Data extracts section start

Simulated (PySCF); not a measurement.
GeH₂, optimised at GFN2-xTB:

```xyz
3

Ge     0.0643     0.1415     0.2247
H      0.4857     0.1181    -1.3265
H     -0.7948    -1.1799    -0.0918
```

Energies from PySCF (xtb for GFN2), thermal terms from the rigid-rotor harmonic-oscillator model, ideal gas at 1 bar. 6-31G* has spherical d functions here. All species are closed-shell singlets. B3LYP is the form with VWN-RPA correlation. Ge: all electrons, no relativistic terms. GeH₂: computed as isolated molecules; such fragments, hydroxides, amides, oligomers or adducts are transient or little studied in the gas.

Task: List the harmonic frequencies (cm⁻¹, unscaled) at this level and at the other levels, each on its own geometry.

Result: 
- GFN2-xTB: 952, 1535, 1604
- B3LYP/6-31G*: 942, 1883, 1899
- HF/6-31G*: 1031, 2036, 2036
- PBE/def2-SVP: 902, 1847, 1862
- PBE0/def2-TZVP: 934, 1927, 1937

Data extracts section end

_Work order:_ In this exercise, repeat all entries exactly.

_Result:_
Simulated (PySCF); not a measurement.
GeH₂, optimised at GFN2-xTB:

```xyz
3

Ge     0.0643     0.1415     0.2247
H      0.4857     0.1181    -1.3265
H     -0.7948    -1.1799    -0.0918
```

Energies from PySCF (xtb for GFN2), thermal terms from the rigid-rotor harmonic-oscillator model, ideal gas at 1 bar. 6-31G* has spherical d functions here. All species are closed-shell singlets. B3LYP is the form with VWN-RPA correlation. Ge: all electrons, no relativistic terms. GeH₂: computed as isolated molecules; such fragments, hydroxides, amides, oligomers or adducts are transient or little studied in the gas.

Task: List the harmonic frequencies (cm⁻¹, unscaled) at this level and at the other levels, each on its own geometry.

Result: 
- GFN2-xTB: 952, 1535, 1604
- B3LYP/6-31G*: 942, 1883, 1899
- HF/6-31G*: 1031, 2036, 2036
- PBE/def2-SVP: 902, 1847, 1862
- PBE0/def2-TZVP: 934, 1927, 1937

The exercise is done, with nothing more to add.